::::::::::

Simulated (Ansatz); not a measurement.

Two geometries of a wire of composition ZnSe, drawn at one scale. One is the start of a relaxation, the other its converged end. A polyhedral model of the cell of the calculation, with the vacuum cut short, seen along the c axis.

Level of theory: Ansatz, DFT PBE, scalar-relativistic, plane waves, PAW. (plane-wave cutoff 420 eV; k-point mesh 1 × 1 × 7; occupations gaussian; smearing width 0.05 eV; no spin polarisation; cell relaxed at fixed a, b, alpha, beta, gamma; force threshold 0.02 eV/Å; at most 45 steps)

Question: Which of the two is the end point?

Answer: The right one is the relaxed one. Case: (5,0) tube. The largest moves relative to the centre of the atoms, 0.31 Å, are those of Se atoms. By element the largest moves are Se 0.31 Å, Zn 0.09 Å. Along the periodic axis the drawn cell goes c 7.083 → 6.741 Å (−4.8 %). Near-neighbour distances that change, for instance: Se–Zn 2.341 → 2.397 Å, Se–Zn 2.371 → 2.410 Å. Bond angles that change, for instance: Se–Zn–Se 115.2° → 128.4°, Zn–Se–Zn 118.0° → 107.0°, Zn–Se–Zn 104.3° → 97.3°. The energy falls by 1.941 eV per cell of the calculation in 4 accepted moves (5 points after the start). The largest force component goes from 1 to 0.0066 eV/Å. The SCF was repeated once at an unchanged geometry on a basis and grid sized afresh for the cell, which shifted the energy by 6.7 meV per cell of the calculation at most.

::::::::::

[WORK REQUEST]
Reproduce each record exactly, leaving nothing out.

[ANSWER SPACE]
Simulated (Ansatz); not a measurement.

Two geometries of a wire of composition ZnSe, drawn at one scale. One is the start of a relaxation, the other its converged end. A polyhedral model of the cell of the calculation, with the vacuum cut short, seen along the c axis.

Level of theory: Ansatz, DFT PBE, scalar-relativistic, plane waves, PAW. (plane-wave cutoff 420 eV; k-point mesh 1 × 1 × 7; occupations gaussian; smearing width 0.05 eV; no spin polarisation; cell relaxed at fixed a, b, alpha, beta, gamma; force threshold 0.02 eV/Å; at most 45 steps)

Question: Which of the two is the end point?

Answer: The right one is the relaxed one. Case: (5,0) tube. The largest moves relative to the centre of the atoms, 0.31 Å, are those of Se atoms. By element the largest moves are Se 0.31 Å, Zn 0.09 Å. Along the periodic axis the drawn cell goes c 7.083 → 6.741 Å (−4.8 %). Near-neighbour distances that change, for instance: Se–Zn 2.341 → 2.397 Å, Se–Zn 2.371 → 2.410 Å. Bond angles that change, for instance: Se–Zn–Se 115.2° → 128.4°, Zn–Se–Zn 118.0° → 107.0°, Zn–Se–Zn 104.3° → 97.3°. The energy falls by 1.941 eV per cell of the calculation in 4 accepted moves (5 points after the start). The largest force component goes from 1 to 0.0066 eV/Å. The SCF was repeated once at an unchanged geometry on a basis and grid sized afresh for the cell, which shifted the energy by 6.7 meV per cell of the calculation at most.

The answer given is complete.